## Activity
Only a slice of the listing below is wanted. Retype the lines from the one containing "Crystal: Ta3N." through the one containing "Levels at the", exactly, both ends included.

*** Opening of Given information ***
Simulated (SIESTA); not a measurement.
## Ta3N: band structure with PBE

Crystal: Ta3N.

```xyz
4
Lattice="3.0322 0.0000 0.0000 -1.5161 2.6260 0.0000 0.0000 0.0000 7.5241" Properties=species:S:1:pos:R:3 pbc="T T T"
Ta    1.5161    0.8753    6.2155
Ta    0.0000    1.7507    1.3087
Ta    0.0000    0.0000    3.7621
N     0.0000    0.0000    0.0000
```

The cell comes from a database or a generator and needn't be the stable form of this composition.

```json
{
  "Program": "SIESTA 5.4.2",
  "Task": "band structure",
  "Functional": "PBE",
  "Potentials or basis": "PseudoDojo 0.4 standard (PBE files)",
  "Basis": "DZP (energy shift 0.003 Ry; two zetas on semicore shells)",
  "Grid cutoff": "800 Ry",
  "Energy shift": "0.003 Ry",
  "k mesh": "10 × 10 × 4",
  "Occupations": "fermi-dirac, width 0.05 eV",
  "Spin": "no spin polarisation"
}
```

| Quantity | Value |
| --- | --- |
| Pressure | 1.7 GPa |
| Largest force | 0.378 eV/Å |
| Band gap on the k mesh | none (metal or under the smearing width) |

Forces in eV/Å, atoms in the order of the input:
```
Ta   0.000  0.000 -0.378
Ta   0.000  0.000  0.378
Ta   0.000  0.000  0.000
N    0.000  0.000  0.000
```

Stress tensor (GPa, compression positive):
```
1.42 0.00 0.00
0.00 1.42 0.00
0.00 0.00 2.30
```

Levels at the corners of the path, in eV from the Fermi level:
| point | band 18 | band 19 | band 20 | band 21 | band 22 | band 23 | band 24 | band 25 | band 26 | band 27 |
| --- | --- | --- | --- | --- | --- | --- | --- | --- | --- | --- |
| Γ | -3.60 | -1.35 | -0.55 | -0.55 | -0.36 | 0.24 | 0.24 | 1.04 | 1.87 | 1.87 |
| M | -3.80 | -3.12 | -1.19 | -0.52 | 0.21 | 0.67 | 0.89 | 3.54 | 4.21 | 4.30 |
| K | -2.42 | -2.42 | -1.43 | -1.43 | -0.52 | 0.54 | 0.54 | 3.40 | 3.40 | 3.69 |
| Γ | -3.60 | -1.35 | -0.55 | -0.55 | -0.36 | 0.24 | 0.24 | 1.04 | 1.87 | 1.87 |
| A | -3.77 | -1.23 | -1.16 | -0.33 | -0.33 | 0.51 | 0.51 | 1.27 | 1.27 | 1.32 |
*** Close of Given information ***

## Exercise output
Crystal: Ta3N.

```xyz
4
Lattice="3.0322 0.0000 0.0000 -1.5161 2.6260 0.0000 0.0000 0.0000 7.5241" Properties=species:S:1:pos:R:3 pbc="T T T"
Ta    1.5161    0.8753    6.2155
Ta    0.0000    1.7507    1.3087
Ta    0.0000    0.0000    3.7621
N     0.0000    0.0000    0.0000
```

The cell comes from a database or a generator and needn't be the stable form of this composition.

```json
{
  "Program": "SIESTA 5.4.2",
  "Task": "band structure",
  "Functional": "PBE",
  "Potentials or basis": "PseudoDojo 0.4 standard (PBE files)",
  "Basis": "DZP (energy shift 0.003 Ry; two zetas on semicore shells)",
  "Grid cutoff": "800 Ry",
  "Energy shift": "0.003 Ry",
  "k mesh": "10 × 10 × 4",
  "Occupations": "fermi-dirac, width 0.05 eV",
  "Spin": "no spin polarisation"
}
```

| Quantity | Value |
| --- | --- |
| Pressure | 1.7 GPa |
| Largest force | 0.378 eV/Å |
| Band gap on the k mesh | none (metal or under the smearing width) |

Forces in eV/Å, atoms in the order of the input:
```
Ta   0.000  0.000 -0.378
Ta   0.000  0.000  0.378
Ta   0.000  0.000  0.000
N    0.000  0.000  0.000
```

Stress tensor (GPa, compression positive):
```
1.42 0.00 0.00
0.00 1.42 0.00
0.00 0.00 2.30
```

Levels at the corners of the path, in eV from the Fermi level:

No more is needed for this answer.